ACTIVITY →
Transcribe the data below verbatim from the line with "## Step 2: Optimising" to the line with "The driver reads". Include both of those lines.

DATA →
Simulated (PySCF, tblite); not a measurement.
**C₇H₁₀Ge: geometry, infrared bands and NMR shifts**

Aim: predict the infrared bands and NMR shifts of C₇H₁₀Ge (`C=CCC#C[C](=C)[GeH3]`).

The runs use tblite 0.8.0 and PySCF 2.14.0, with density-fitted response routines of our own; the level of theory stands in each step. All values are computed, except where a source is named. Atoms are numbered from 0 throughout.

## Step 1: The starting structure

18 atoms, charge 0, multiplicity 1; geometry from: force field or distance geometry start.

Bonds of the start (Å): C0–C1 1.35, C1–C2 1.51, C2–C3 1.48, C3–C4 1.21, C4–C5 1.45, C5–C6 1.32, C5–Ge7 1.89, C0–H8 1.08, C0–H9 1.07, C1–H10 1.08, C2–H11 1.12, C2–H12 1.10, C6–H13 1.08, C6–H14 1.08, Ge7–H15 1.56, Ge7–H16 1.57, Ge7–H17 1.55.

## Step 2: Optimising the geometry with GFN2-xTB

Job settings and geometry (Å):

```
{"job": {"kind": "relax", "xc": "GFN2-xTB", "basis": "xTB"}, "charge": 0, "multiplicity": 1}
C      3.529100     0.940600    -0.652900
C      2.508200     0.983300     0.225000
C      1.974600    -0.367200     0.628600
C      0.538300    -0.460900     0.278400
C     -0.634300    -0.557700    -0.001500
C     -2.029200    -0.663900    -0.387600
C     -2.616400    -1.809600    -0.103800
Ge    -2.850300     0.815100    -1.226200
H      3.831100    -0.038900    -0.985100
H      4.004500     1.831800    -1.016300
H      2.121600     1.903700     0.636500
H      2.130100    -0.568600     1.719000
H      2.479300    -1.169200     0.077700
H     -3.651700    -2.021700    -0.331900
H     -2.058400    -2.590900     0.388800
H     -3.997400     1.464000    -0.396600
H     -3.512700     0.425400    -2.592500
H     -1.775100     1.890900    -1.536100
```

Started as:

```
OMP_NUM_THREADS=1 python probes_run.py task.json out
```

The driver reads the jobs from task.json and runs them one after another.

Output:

YOUR RESPONSE →
## Step 2: Optimising the geometry with GFN2-xTB

Job settings and geometry (Å):

```
{"job": {"kind": "relax", "xc": "GFN2-xTB", "basis": "xTB"}, "charge": 0, "multiplicity": 1}
C      3.529100     0.940600    -0.652900
C      2.508200     0.983300     0.225000
C      1.974600    -0.367200     0.628600
C      0.538300    -0.460900     0.278400
C     -0.634300    -0.557700    -0.001500
C     -2.029200    -0.663900    -0.387600
C     -2.616400    -1.809600    -0.103800
Ge    -2.850300     0.815100    -1.226200
H      3.831100    -0.038900    -0.985100
H      4.004500     1.831800    -1.016300
H      2.121600     1.903700     0.636500
H      2.130100    -0.568600     1.719000
H      2.479300    -1.169200     0.077700
H     -3.651700    -2.021700    -0.331900
H     -2.058400    -2.590900     0.388800
H     -3.997400     1.464000    -0.396600
H     -3.512700     0.425400    -2.592500
H     -1.775100     1.890900    -1.536100
```

Started as:

```
OMP_NUM_THREADS=1 python probes_run.py task.json out
```

The driver reads the jobs from task.json and runs them one after another.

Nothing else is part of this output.